▶ DATASET EXCERPTS
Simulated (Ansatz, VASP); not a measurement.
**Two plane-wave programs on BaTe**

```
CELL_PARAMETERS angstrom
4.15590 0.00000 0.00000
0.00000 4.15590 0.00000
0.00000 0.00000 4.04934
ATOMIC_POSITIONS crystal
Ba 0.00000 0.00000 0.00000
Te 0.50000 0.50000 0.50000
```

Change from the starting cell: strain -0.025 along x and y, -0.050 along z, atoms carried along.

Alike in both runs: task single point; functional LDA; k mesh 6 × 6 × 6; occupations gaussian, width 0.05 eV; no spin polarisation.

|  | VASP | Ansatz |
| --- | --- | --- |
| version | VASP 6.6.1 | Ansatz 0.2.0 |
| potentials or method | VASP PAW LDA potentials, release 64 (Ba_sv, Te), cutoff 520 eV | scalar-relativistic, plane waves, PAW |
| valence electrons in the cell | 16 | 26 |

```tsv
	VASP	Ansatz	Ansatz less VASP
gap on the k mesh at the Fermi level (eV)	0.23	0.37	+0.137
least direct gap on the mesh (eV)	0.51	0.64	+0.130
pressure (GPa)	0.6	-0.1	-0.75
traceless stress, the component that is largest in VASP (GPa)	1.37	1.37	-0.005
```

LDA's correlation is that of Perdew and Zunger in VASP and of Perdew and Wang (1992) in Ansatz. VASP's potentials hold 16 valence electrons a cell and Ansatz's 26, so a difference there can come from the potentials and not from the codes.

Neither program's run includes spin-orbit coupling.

▶ ASSIGNMENT
Would you please repeat exactly the lines above, starting at the line with "VASP | Ansatz |" and stopping at the line with "LDA's correlation is", both included?

▶ WRITTEN SOLUTION
|  | VASP | Ansatz |
| --- | --- | --- |
| version | VASP 6.6.1 | Ansatz 0.2.0 |
| potentials or method | VASP PAW LDA potentials, release 64 (Ba_sv, Te), cutoff 520 eV | scalar-relativistic, plane waves, PAW |
| valence electrons in the cell | 16 | 26 |

```tsv
	VASP	Ansatz	Ansatz less VASP
gap on the k mesh at the Fermi level (eV)	0.23	0.37	+0.137
least direct gap on the mesh (eV)	0.51	0.64	+0.130
pressure (GPa)	0.6	-0.1	-0.75
traceless stress, the component that is largest in VASP (GPa)	1.37	1.37	-0.005
```

LDA's correlation is that of Perdew and Zunger in VASP and of Perdew and Wang (1992) in Ansatz. VASP's potentials hold 16 valence electrons a cell and Ansatz's 26, so a difference there can come from the potentials and not from the codes.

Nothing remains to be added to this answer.